**LISTED ENTRIES**

****************************************

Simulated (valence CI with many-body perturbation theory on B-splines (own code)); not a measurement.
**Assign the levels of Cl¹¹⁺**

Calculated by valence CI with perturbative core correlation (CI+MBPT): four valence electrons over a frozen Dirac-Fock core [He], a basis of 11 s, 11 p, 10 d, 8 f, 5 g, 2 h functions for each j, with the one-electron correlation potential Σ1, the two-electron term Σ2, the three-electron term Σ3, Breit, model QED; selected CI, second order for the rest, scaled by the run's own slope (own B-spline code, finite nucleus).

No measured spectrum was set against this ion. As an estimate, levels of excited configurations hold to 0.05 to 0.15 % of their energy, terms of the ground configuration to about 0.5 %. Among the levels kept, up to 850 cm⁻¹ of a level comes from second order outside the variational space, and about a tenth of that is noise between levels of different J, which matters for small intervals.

****************************************

**ASSIGNMENT**
A faithful, complete reproduction of the listing above is requested.

**EXERCISE RESPONSE**
Simulated (valence CI with many-body perturbation theory on B-splines (own code)); not a measurement.
**Assign the levels of Cl¹¹⁺**

Calculated by valence CI with perturbative core correlation (CI+MBPT): four valence electrons over a frozen Dirac-Fock core [He], a basis of 11 s, 11 p, 10 d, 8 f, 5 g, 2 h functions for each j, with the one-electron correlation potential Σ1, the two-electron term Σ2, the three-electron term Σ3, Breit, model QED; selected CI, second order for the rest, scaled by the run's own slope (own B-spline code, finite nucleus).

No measured spectrum was set against this ion. As an estimate, levels of excited configurations hold to 0.05 to 0.15 % of their energy, terms of the ground configuration to about 0.5 %. Among the levels kept, up to 850 cm⁻¹ of a level comes from second order outside the variational space, and about a tenth of that is noise between levels of different J, which matters for small intervals.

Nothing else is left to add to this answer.